• DATA UNDER STUDY:

>>>

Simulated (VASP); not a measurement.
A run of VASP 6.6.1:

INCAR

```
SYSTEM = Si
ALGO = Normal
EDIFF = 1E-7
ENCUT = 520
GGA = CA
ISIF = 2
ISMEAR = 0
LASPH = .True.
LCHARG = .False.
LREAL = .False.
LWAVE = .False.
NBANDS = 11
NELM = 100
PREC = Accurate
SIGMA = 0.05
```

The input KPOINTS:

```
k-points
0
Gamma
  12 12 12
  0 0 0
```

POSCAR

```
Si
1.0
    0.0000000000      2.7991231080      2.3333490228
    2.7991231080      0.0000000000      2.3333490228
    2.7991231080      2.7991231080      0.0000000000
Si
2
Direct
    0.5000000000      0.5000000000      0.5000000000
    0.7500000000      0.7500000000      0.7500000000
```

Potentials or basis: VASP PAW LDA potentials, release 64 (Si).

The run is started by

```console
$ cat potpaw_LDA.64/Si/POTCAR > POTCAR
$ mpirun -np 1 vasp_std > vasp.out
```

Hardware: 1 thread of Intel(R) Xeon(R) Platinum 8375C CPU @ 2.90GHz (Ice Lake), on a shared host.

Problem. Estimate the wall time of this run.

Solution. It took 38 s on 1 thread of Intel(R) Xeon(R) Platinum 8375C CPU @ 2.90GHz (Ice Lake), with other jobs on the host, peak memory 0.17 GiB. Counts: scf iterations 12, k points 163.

<<<

• WORK REQUEST: In the reply, include exactly the lines from the beginning of the entries above through the line holding "Problem. Estimate the wall time of this run.", and nothing besides.

• YOUR RESPONSE:
Simulated (VASP); not a measurement.
A run of VASP 6.6.1:

INCAR

```
SYSTEM = Si
ALGO = Normal
EDIFF = 1E-7
ENCUT = 520
GGA = CA
ISIF = 2
ISMEAR = 0
LASPH = .True.
LCHARG = .False.
LREAL = .False.
LWAVE = .False.
NBANDS = 11
NELM = 100
PREC = Accurate
SIGMA = 0.05
```

The input KPOINTS:

```
k-points
0
Gamma
  12 12 12
  0 0 0
```

POSCAR

```
Si
1.0
    0.0000000000      2.7991231080      2.3333490228
    2.7991231080      0.0000000000      2.3333490228
    2.7991231080      2.7991231080      0.0000000000
Si
2
Direct
    0.5000000000      0.5000000000      0.5000000000
    0.7500000000      0.7500000000      0.7500000000
```

Potentials or basis: VASP PAW LDA potentials, release 64 (Si).

The run is started by

```console
$ cat potpaw_LDA.64/Si/POTCAR > POTCAR
$ mpirun -np 1 vasp_std > vasp.out
```

Hardware: 1 thread of Intel(R) Xeon(R) Platinum 8375C CPU @ 2.90GHz (Ice Lake), on a shared host.

Problem. Estimate the wall time of this run.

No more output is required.